Output each record exactly, with nothing omitted.

--- START ---
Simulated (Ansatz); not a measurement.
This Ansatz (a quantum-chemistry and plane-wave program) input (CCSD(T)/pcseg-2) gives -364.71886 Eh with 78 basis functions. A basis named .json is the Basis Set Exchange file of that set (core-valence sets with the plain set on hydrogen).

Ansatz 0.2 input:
--- END ---

ANSWER SPACE:
Simulated (Ansatz); not a measurement.
This Ansatz (a quantum-chemistry and plane-wave program) input (CCSD(T)/pcseg-2) gives -364.71886 Eh with 78 basis functions. A basis named .json is the Basis Set Exchange file of that set (core-valence sets with the plain set on hydrogen).

Ansatz 0.2 input:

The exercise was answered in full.